Work item -> What you return must match the records exactly, line for line.

Stored data ->
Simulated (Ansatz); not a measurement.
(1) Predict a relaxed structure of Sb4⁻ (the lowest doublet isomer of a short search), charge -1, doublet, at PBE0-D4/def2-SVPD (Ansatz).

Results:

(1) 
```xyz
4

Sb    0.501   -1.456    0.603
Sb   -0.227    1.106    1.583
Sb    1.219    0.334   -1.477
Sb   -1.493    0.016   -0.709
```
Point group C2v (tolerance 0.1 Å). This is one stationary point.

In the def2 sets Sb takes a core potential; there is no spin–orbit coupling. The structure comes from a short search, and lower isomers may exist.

Answer space ->
Simulated (Ansatz); not a measurement.
(1) Predict a relaxed structure of Sb4⁻ (the lowest doublet isomer of a short search), charge -1, doublet, at PBE0-D4/def2-SVPD (Ansatz).

Results:

(1) 
```xyz
4

Sb    0.501   -1.456    0.603
Sb   -0.227    1.106    1.583
Sb    1.219    0.334   -1.477
Sb   -1.493    0.016   -0.709
```
Point group C2v (tolerance 0.1 Å). This is one stationary point.

In the def2 sets Sb takes a core potential; there is no spin–orbit coupling. The structure comes from a short search, and lower isomers may exist.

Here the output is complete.